Work item » Only the lines from the start of the entries through the line with "## (1) Set-up" are wanted; please output them exactly.

─── Source information

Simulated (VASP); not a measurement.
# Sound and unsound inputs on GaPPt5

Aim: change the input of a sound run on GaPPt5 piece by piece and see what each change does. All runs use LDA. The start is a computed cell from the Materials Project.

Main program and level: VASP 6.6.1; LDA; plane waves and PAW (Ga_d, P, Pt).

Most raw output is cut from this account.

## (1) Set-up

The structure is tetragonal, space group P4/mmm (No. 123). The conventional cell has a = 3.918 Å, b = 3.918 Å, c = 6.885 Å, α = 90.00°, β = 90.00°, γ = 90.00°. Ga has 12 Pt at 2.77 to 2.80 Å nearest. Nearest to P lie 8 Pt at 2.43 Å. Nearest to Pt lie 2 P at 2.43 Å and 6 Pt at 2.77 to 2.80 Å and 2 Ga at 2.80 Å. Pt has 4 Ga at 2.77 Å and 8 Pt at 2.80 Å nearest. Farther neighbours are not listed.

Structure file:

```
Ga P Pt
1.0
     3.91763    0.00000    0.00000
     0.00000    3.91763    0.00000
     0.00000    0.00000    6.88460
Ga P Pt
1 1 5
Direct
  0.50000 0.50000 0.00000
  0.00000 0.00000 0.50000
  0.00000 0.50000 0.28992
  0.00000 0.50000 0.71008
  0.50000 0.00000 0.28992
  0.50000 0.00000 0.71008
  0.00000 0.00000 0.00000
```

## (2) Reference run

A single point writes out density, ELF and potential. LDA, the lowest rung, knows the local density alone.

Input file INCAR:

──────

Answer area »
Simulated (VASP); not a measurement.
# Sound and unsound inputs on GaPPt5

Aim: change the input of a sound run on GaPPt5 piece by piece and see what each change does. All runs use LDA. The start is a computed cell from the Materials Project.

Main program and level: VASP 6.6.1; LDA; plane waves and PAW (Ga_d, P, Pt).

Most raw output is cut from this account.

## (1) Set-up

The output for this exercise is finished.